## ACTIVITY
Could you return the whole listing, character for character?

######

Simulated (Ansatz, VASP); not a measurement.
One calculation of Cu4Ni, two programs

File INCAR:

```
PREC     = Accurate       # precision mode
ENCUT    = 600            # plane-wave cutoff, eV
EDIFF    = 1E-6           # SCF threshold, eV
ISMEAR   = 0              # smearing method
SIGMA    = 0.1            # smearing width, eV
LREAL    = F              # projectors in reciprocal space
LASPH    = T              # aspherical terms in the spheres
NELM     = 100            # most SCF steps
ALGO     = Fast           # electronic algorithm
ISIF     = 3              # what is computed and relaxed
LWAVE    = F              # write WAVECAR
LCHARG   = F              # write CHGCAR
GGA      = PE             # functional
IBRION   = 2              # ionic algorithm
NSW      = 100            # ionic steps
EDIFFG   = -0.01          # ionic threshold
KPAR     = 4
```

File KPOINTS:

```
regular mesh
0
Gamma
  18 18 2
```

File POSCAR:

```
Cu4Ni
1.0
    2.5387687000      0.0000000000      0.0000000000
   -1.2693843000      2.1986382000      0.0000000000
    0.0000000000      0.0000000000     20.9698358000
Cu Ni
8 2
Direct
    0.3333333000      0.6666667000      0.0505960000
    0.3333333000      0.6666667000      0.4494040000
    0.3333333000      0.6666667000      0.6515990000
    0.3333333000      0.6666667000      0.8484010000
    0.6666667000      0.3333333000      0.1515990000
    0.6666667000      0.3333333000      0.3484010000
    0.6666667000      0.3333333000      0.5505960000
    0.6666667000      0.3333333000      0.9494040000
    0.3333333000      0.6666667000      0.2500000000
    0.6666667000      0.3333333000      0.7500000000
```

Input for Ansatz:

######

## WRITTEN REPLY
Simulated (Ansatz, VASP); not a measurement.
One calculation of Cu4Ni, two programs

File INCAR:

```
PREC     = Accurate       # precision mode
ENCUT    = 600            # plane-wave cutoff, eV
EDIFF    = 1E-6           # SCF threshold, eV
ISMEAR   = 0              # smearing method
SIGMA    = 0.1            # smearing width, eV
LREAL    = F              # projectors in reciprocal space
LASPH    = T              # aspherical terms in the spheres
NELM     = 100            # most SCF steps
ALGO     = Fast           # electronic algorithm
ISIF     = 3              # what is computed and relaxed
LWAVE    = F              # write WAVECAR
LCHARG   = F              # write CHGCAR
GGA      = PE             # functional
IBRION   = 2              # ionic algorithm
NSW      = 100            # ionic steps
EDIFFG   = -0.01          # ionic threshold
KPAR     = 4
```

File KPOINTS:

```
regular mesh
0
Gamma
  18 18 2
```

File POSCAR:

```
Cu4Ni
1.0
    2.5387687000      0.0000000000      0.0000000000
   -1.2693843000      2.1986382000      0.0000000000
    0.0000000000      0.0000000000     20.9698358000
Cu Ni
8 2
Direct
    0.3333333000      0.6666667000      0.0505960000
    0.3333333000      0.6666667000      0.4494040000
    0.3333333000      0.6666667000      0.6515990000
    0.3333333000      0.6666667000      0.8484010000
    0.6666667000      0.3333333000      0.1515990000
    0.6666667000      0.3333333000      0.3484010000
    0.6666667000      0.3333333000      0.5505960000
    0.6666667000      0.3333333000      0.9494040000
    0.3333333000      0.6666667000      0.2500000000
    0.6666667000      0.3333333000      0.7500000000
```

Input for Ansatz:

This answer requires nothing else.